------ Information shown

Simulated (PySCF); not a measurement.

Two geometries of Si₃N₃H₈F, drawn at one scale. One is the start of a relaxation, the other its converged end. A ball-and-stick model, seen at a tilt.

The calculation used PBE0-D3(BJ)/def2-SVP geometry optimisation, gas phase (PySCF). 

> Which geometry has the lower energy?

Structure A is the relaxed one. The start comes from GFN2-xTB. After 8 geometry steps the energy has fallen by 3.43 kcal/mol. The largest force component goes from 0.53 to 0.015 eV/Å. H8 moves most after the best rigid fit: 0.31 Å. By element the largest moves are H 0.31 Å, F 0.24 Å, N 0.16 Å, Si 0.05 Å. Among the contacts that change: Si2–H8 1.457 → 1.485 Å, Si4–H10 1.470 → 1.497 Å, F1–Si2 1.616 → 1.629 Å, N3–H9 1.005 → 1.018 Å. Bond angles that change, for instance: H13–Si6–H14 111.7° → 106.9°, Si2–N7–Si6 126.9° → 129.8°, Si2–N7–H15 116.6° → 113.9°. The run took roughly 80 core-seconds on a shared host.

------------

- _Brief_:
The expected output is exactly the lines of the listing above between the line holding "Two geometries of" and the line holding "the lower energy?", inclusive.

- _Your solution_:
Two geometries of Si₃N₃H₈F, drawn at one scale. One is the start of a relaxation, the other its converged end. A ball-and-stick model, seen at a tilt.

The calculation used PBE0-D3(BJ)/def2-SVP geometry optimisation, gas phase (PySCF). 

> Which geometry has the lower energy?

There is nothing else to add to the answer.